■ ACTIVITY: Copy each line of the records below, from the first through the one that contains "### Step 2. Orbitals, volume ratio 0.92", exactly as written.

*** SUPPLIED ENTRIES Section Begins ***

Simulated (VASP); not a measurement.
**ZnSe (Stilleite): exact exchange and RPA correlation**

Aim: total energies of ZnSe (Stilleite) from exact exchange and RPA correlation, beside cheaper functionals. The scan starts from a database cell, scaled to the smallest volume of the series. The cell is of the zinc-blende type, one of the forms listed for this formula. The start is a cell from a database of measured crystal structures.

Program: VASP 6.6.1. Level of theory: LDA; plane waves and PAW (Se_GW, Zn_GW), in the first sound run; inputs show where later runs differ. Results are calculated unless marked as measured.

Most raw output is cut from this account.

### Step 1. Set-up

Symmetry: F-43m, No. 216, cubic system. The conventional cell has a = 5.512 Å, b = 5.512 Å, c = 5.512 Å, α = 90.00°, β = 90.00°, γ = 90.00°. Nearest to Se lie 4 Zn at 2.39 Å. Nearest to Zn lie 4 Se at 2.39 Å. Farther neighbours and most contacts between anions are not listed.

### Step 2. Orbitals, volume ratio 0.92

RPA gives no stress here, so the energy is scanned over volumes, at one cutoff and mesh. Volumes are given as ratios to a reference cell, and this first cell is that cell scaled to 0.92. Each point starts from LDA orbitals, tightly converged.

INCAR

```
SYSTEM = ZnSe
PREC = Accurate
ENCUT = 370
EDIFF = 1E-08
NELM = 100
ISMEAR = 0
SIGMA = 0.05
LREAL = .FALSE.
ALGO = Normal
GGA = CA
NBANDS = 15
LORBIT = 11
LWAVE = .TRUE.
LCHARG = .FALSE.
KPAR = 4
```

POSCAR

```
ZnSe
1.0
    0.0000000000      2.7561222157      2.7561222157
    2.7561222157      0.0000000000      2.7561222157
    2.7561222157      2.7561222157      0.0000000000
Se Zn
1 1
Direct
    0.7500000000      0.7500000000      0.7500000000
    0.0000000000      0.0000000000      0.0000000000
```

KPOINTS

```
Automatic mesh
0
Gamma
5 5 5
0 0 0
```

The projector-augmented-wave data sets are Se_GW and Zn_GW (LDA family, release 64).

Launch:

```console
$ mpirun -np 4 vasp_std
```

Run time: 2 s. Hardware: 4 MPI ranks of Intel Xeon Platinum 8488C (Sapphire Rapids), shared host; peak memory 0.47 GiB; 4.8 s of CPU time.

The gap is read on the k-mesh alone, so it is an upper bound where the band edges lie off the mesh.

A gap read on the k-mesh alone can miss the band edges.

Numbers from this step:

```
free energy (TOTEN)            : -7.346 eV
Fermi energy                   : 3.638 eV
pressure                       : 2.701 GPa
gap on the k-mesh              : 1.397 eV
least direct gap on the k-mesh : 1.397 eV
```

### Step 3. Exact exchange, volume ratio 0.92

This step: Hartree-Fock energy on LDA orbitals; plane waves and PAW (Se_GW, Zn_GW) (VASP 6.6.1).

*** SUPPLIED ENTRIES Section Ends ***

■ WORKED SOLUTION:
Simulated (VASP); not a measurement.
**ZnSe (Stilleite): exact exchange and RPA correlation**

Aim: total energies of ZnSe (Stilleite) from exact exchange and RPA correlation, beside cheaper functionals. The scan starts from a database cell, scaled to the smallest volume of the series. The cell is of the zinc-blende type, one of the forms listed for this formula. The start is a cell from a database of measured crystal structures.

Program: VASP 6.6.1. Level of theory: LDA; plane waves and PAW (Se_GW, Zn_GW), in the first sound run; inputs show where later runs differ. Results are calculated unless marked as measured.

Most raw output is cut from this account.

### Step 1. Set-up

Symmetry: F-43m, No. 216, cubic system. The conventional cell has a = 5.512 Å, b = 5.512 Å, c = 5.512 Å, α = 90.00°, β = 90.00°, γ = 90.00°. Nearest to Se lie 4 Zn at 2.39 Å. Nearest to Zn lie 4 Se at 2.39 Å. Farther neighbours and most contacts between anions are not listed.

### Step 2. Orbitals, volume ratio 0.92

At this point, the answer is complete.